• [Extracted records]
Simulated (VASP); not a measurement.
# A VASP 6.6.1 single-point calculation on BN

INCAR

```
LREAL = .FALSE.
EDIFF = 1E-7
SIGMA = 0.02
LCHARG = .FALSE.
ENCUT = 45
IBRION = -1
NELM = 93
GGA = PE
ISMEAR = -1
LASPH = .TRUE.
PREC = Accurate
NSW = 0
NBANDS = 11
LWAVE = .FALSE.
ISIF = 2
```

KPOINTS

• [Work task]
Write the material out once more, keeping each line exact.

• [Exercise result]
Simulated (VASP); not a measurement.
# A VASP 6.6.1 single-point calculation on BN

INCAR

```
LREAL = .FALSE.
EDIFF = 1E-7
SIGMA = 0.02
LCHARG = .FALSE.
ENCUT = 45
IBRION = -1
NELM = 93
GGA = PE
ISMEAR = -1
LASPH = .TRUE.
PREC = Accurate
NSW = 0
NBANDS = 11
LWAVE = .FALSE.
ISIF = 2
```

KPOINTS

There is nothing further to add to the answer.